------------------------------------

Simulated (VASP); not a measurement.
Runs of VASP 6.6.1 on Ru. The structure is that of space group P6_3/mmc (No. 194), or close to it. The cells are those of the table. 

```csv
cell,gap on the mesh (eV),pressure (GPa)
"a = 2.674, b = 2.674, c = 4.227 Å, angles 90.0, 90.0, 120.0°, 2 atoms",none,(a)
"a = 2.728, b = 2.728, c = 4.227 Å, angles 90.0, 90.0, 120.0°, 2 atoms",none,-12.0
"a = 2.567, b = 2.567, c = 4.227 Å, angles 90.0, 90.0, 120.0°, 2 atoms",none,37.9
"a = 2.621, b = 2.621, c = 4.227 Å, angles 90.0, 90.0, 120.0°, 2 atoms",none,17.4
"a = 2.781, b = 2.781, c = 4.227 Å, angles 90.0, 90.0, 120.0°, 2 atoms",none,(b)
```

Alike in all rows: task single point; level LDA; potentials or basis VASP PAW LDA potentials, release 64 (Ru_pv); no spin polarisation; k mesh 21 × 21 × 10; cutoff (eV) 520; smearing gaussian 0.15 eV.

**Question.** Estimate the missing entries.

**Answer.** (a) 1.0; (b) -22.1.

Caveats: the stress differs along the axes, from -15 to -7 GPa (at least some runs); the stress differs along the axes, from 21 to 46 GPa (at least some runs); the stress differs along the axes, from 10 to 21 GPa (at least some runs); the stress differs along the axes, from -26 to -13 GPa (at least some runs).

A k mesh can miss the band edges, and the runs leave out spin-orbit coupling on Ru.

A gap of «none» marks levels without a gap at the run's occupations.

------------------------------------

ACTION ITEM —
For this exercise, output all the data exactly as shown above.

EXERCISE SOLUTION —
Simulated (VASP); not a measurement.
Runs of VASP 6.6.1 on Ru. The structure is that of space group P6_3/mmc (No. 194), or close to it. The cells are those of the table. 

```csv
cell,gap on the mesh (eV),pressure (GPa)
"a = 2.674, b = 2.674, c = 4.227 Å, angles 90.0, 90.0, 120.0°, 2 atoms",none,(a)
"a = 2.728, b = 2.728, c = 4.227 Å, angles 90.0, 90.0, 120.0°, 2 atoms",none,-12.0
"a = 2.567, b = 2.567, c = 4.227 Å, angles 90.0, 90.0, 120.0°, 2 atoms",none,37.9
"a = 2.621, b = 2.621, c = 4.227 Å, angles 90.0, 90.0, 120.0°, 2 atoms",none,17.4
"a = 2.781, b = 2.781, c = 4.227 Å, angles 90.0, 90.0, 120.0°, 2 atoms",none,(b)
```

Alike in all rows: task single point; level LDA; potentials or basis VASP PAW LDA potentials, release 64 (Ru_pv); no spin polarisation; k mesh 21 × 21 × 10; cutoff (eV) 520; smearing gaussian 0.15 eV.

**Question.** Estimate the missing entries.

**Answer.** (a) 1.0; (b) -22.1.

Caveats: the stress differs along the axes, from -15 to -7 GPa (at least some runs); the stress differs along the axes, from 21 to 46 GPa (at least some runs); the stress differs along the axes, from 10 to 21 GPa (at least some runs); the stress differs along the axes, from -26 to -13 GPa (at least some runs).

A k mesh can miss the band edges, and the runs leave out spin-orbit coupling on Ru.

A gap of «none» marks levels without a gap at the run's occupations.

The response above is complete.